*EXTRACTED MATERIAL*.
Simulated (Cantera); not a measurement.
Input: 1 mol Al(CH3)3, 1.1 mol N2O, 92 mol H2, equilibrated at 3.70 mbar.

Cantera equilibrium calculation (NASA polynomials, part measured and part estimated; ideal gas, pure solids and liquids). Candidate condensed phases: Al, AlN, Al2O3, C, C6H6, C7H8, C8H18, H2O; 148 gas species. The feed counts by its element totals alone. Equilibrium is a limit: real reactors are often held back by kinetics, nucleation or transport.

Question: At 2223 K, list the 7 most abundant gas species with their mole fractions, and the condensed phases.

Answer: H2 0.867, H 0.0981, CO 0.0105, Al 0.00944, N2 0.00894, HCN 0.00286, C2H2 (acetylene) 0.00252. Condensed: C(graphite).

*WORK REQUEST*. Using the entries shown above, reproduce verbatim the lines from the line bearing "Cantera equilibrium calculation" to the line bearing "Question: At 2223", inclusive.

*WRITTEN ANSWER*.
Cantera equilibrium calculation (NASA polynomials, part measured and part estimated; ideal gas, pure solids and liquids). Candidate condensed phases: Al, AlN, Al2O3, C, C6H6, C7H8, C8H18, H2O; 148 gas species. The feed counts by its element totals alone. Equilibrium is a limit: real reactors are often held back by kinetics, nucleation or transport.

Question: At 2223 K, list the 7 most abundant gas species with their mole fractions, and the condensed phases.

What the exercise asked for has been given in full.